▸ **Dataset extract**
- - - - -

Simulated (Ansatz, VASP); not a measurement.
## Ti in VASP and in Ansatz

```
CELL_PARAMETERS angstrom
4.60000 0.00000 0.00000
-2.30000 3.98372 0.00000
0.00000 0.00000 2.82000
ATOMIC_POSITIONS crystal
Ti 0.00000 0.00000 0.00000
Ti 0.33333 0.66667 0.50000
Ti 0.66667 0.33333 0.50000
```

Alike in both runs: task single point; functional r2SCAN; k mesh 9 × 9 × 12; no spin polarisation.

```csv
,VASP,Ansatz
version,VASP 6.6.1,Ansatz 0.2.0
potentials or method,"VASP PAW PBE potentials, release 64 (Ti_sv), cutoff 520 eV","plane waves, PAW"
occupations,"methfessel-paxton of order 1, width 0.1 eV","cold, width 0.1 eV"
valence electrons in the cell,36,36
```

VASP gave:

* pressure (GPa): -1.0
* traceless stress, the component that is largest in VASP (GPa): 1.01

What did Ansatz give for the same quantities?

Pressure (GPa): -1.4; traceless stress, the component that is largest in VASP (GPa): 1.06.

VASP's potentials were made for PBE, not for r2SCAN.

- - - - -

▸ **Brief**
For the listing above, print only the lines starting at the line containing "Alike in both" and ending at the line containing "Pressure (GPa): -1.4;", exactly, both included.

▸ **Exercise answer**
Alike in both runs: task single point; functional r2SCAN; k mesh 9 × 9 × 12; no spin polarisation.

```csv
,VASP,Ansatz
version,VASP 6.6.1,Ansatz 0.2.0
potentials or method,"VASP PAW PBE potentials, release 64 (Ti_sv), cutoff 520 eV","plane waves, PAW"
occupations,"methfessel-paxton of order 1, width 0.1 eV","cold, width 0.1 eV"
valence electrons in the cell,36,36
```

VASP gave:

* pressure (GPa): -1.0
* traceless stress, the component that is largest in VASP (GPa): 1.01

What did Ansatz give for the same quantities?

Pressure (GPa): -1.4; traceless stress, the component that is largest in VASP (GPa): 1.06.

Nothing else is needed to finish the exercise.